**Dataset content**
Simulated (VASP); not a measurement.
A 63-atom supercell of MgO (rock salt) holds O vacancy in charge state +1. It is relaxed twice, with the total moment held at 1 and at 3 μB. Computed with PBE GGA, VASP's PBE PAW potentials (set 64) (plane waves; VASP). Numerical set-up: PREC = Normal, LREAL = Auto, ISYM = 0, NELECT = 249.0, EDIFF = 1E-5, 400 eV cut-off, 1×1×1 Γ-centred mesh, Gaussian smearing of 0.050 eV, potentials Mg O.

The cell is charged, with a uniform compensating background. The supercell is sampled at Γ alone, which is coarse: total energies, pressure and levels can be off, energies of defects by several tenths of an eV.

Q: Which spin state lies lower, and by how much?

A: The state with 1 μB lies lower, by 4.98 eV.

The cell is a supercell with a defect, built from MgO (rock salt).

**Required action**
This exercise requires an exact copy of all the records.

**Exercise response**
Simulated (VASP); not a measurement.
A 63-atom supercell of MgO (rock salt) holds O vacancy in charge state +1. It is relaxed twice, with the total moment held at 1 and at 3 μB. Computed with PBE GGA, VASP's PBE PAW potentials (set 64) (plane waves; VASP). Numerical set-up: PREC = Normal, LREAL = Auto, ISYM = 0, NELECT = 249.0, EDIFF = 1E-5, 400 eV cut-off, 1×1×1 Γ-centred mesh, Gaussian smearing of 0.050 eV, potentials Mg O.

The cell is charged, with a uniform compensating background. The supercell is sampled at Γ alone, which is coarse: total energies, pressure and levels can be off, energies of defects by several tenths of an eV.

Q: Which spin state lies lower, and by how much?

A: The state with 1 μB lies lower, by 4.98 eV.

The cell is a supercell with a defect, built from MgO (rock salt).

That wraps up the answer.